Dataset records:
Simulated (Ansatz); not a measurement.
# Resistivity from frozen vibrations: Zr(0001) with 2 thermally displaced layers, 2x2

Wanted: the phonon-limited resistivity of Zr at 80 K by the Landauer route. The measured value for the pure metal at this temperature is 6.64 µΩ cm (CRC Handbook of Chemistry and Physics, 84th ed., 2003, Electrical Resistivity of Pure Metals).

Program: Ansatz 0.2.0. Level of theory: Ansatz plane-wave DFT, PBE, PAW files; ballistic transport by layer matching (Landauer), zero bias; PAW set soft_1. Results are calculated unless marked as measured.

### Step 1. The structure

Work item:
The records above must each be restated exactly as they stand.

Answer section:
Simulated (Ansatz); not a measurement.
# Resistivity from frozen vibrations: Zr(0001) with 2 thermally displaced layers, 2x2

Wanted: the phonon-limited resistivity of Zr at 80 K by the Landauer route. The measured value for the pure metal at this temperature is 6.64 µΩ cm (CRC Handbook of Chemistry and Physics, 84th ed., 2003, Electrical Resistivity of Pure Metals).

Program: Ansatz 0.2.0. Level of theory: Ansatz plane-wave DFT, PBE, PAW files; ballistic transport by layer matching (Landauer), zero bias; PAW set soft_1. Results are calculated unless marked as measured.

### Step 1. The structure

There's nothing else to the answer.